• _WORK TASK_: Copy every entry exactly.

• _DATASET RECORDS_:
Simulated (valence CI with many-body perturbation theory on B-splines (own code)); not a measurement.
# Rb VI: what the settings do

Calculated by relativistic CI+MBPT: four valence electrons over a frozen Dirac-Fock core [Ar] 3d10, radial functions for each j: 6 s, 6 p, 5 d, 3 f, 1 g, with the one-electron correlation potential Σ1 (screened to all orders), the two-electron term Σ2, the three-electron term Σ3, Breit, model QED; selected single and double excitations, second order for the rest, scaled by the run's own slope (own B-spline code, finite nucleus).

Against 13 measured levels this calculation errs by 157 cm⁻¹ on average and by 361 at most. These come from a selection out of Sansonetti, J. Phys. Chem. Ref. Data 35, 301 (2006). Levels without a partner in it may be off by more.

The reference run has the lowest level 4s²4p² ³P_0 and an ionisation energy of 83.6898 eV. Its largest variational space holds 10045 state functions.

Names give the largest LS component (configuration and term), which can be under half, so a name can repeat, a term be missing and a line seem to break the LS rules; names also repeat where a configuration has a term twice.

• _RESULT_:
Simulated (valence CI with many-body perturbation theory on B-splines (own code)); not a measurement.
# Rb VI: what the settings do

Calculated by relativistic CI+MBPT: four valence electrons over a frozen Dirac-Fock core [Ar] 3d10, radial functions for each j: 6 s, 6 p, 5 d, 3 f, 1 g, with the one-electron correlation potential Σ1 (screened to all orders), the two-electron term Σ2, the three-electron term Σ3, Breit, model QED; selected single and double excitations, second order for the rest, scaled by the run's own slope (own B-spline code, finite nucleus).

Against 13 measured levels this calculation errs by 157 cm⁻¹ on average and by 361 at most. These come from a selection out of Sansonetti, J. Phys. Chem. Ref. Data 35, 301 (2006). Levels without a partner in it may be off by more.

The reference run has the lowest level 4s²4p² ³P_0 and an ionisation energy of 83.6898 eV. Its largest variational space holds 10045 state functions.

Names give the largest LS component (configuration and term), which can be under half, so a name can repeat, a term be missing and a line seem to break the LS rules; names also repeat where a configuration has a term twice.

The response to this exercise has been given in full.